**INPUT DATA:**
..............................

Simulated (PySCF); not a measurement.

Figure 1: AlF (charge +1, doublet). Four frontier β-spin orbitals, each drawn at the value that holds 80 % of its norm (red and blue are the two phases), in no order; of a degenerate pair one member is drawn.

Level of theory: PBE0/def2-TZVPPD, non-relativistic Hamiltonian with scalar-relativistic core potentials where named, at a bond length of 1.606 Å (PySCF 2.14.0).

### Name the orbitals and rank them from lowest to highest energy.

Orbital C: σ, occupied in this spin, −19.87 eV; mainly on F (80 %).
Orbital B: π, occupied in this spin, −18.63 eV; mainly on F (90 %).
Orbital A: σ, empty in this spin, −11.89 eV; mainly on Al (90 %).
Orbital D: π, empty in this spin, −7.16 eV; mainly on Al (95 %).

..............................

**REQUIREMENT:**
All lines from the opening of the material through the line that contains "Orbital A: σ, empty" are to be printed exactly, with no others.

**WRITTEN RESPONSE:**
Simulated (PySCF); not a measurement.

Figure 1: AlF (charge +1, doublet). Four frontier β-spin orbitals, each drawn at the value that holds 80 % of its norm (red and blue are the two phases), in no order; of a degenerate pair one member is drawn.

Level of theory: PBE0/def2-TZVPPD, non-relativistic Hamiltonian with scalar-relativistic core potentials where named, at a bond length of 1.606 Å (PySCF 2.14.0).

### Name the orbitals and rank them from lowest to highest energy.

Orbital C: σ, occupied in this spin, −19.87 eV; mainly on F (80 %).
Orbital B: π, occupied in this spin, −18.63 eV; mainly on F (90 %).
Orbital A: σ, empty in this spin, −11.89 eV; mainly on Al (90 %).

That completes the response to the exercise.